## Work order
Your answer should consist only of the lines below from the one with "Cutoff: 600 eV" through the one with "Result: Pressure 3.5", copied exactly.

## Recorded data

.....

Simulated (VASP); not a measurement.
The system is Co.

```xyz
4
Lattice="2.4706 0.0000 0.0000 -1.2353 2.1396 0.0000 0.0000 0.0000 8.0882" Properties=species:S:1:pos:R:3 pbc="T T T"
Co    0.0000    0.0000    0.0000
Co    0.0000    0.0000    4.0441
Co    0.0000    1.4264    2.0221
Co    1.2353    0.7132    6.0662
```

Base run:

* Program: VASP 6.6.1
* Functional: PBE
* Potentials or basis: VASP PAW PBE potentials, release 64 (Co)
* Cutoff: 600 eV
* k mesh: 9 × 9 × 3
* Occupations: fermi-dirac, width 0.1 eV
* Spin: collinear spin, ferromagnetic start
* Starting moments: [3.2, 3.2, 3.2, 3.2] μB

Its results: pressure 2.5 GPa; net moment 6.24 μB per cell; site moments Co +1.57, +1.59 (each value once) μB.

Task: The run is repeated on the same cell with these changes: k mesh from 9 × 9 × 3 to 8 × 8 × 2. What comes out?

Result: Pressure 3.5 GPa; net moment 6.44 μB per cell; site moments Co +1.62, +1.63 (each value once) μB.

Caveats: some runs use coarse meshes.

.....

## Response area
* Cutoff: 600 eV
* k mesh: 9 × 9 × 3
* Occupations: fermi-dirac, width 0.1 eV
* Spin: collinear spin, ferromagnetic start
* Starting moments: [3.2, 3.2, 3.2, 3.2] μB

Its results: pressure 2.5 GPa; net moment 6.24 μB per cell; site moments Co +1.57, +1.59 (each value once) μB.

Task: The run is repeated on the same cell with these changes: k mesh from 9 × 9 × 3 to 8 × 8 × 2. What comes out?

Result: Pressure 3.5 GPa; net moment 6.44 μB per cell; site moments Co +1.62, +1.63 (each value once) μB.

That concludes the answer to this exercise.